# [Data for review]
==*==
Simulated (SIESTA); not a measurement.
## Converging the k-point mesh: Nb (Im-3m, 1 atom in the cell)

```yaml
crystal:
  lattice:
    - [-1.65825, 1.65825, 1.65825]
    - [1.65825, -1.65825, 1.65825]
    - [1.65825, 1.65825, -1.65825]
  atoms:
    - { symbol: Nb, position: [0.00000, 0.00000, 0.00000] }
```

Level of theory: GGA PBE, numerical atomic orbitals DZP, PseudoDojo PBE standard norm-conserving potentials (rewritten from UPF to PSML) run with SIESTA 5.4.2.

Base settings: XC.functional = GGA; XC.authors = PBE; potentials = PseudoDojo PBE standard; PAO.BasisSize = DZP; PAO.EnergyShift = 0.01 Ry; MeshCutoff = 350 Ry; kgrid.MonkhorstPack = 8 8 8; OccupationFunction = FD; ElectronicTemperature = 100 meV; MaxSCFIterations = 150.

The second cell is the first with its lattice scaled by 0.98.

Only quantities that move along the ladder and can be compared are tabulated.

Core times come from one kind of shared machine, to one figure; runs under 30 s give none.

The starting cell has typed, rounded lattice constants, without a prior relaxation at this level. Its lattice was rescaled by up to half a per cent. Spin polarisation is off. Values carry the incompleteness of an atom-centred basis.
==*==

# [Required action]
Exactly as written, reproduce the whole listing.

# [Exercise solution]
Simulated (SIESTA); not a measurement.
## Converging the k-point mesh: Nb (Im-3m, 1 atom in the cell)

```yaml
crystal:
  lattice:
    - [-1.65825, 1.65825, 1.65825]
    - [1.65825, -1.65825, 1.65825]
    - [1.65825, 1.65825, -1.65825]
  atoms:
    - { symbol: Nb, position: [0.00000, 0.00000, 0.00000] }
```

Level of theory: GGA PBE, numerical atomic orbitals DZP, PseudoDojo PBE standard norm-conserving potentials (rewritten from UPF to PSML) run with SIESTA 5.4.2.

Base settings: XC.functional = GGA; XC.authors = PBE; potentials = PseudoDojo PBE standard; PAO.BasisSize = DZP; PAO.EnergyShift = 0.01 Ry; MeshCutoff = 350 Ry; kgrid.MonkhorstPack = 8 8 8; OccupationFunction = FD; ElectronicTemperature = 100 meV; MaxSCFIterations = 150.

The second cell is the first with its lattice scaled by 0.98.

Only quantities that move along the ladder and can be compared are tabulated.

Core times come from one kind of shared machine, to one figure; runs under 30 s give none.

The starting cell has typed, rounded lattice constants, without a prior relaxation at this level. Its lattice was rescaled by up to half a per cent. Spin polarisation is off. Values carry the incompleteness of an atom-centred basis.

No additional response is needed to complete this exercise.